■ Work item
Repeat exactly the lines of the listing below, please, starting with the first and ending with the line containing "The relaxed structure here"; leave out the rest.

■ Records provided
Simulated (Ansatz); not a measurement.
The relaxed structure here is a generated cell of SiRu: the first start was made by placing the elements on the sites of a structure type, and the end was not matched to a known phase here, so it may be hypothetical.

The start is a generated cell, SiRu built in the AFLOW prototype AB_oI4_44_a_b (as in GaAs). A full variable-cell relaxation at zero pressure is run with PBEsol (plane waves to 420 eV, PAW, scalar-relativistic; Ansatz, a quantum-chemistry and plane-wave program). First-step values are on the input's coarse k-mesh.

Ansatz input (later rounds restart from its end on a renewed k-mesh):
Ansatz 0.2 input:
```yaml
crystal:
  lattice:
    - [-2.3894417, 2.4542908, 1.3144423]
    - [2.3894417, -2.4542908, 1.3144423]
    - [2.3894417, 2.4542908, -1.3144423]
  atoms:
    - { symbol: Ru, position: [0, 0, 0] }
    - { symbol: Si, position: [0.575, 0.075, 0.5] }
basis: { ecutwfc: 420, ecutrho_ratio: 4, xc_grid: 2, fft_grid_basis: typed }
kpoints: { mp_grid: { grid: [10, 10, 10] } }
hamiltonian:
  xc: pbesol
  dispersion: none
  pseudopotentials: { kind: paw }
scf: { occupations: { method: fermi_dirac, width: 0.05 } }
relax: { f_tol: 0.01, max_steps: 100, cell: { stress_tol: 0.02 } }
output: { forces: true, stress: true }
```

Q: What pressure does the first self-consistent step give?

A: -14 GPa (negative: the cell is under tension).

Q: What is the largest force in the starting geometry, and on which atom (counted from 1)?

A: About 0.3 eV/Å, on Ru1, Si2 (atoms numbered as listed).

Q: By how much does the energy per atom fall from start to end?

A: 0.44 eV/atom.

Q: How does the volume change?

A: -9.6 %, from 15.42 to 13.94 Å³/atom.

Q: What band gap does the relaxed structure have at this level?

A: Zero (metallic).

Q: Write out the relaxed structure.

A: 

■ Answer box
Simulated (Ansatz); not a measurement.
The relaxed structure here is a generated cell of SiRu: the first start was made by placing the elements on the sites of a structure type, and the end was not matched to a known phase here, so it may be hypothetical.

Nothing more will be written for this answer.